→ Assignment:
Please set down the whole listing again, precisely.

★ ★ ★ ★

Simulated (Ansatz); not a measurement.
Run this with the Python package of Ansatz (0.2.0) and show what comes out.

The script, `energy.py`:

★ ★ ★ ★

→ Your solution:
Simulated (Ansatz); not a measurement.
Run this with the Python package of Ansatz (0.2.0) and show what comes out.

The script, `energy.py`:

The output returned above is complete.